- Data under study:
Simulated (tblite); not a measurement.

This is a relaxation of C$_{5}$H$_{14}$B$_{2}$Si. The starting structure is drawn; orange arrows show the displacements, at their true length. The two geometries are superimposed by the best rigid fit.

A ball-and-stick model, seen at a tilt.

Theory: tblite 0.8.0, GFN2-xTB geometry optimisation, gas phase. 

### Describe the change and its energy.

- Action item: Produce a word-for-word copy of all the entries above.

- Exercise answer:
Simulated (tblite); not a measurement.

This is a relaxation of C$_{5}$H$_{14}$B$_{2}$Si. The starting structure is drawn; orange arrows show the displacements, at their true length. The two geometries are superimposed by the best rigid fit.

A ball-and-stick model, seen at a tilt.

Theory: tblite 0.8.0, GFN2-xTB geometry optimisation, gas phase. 

### Describe the change and its energy.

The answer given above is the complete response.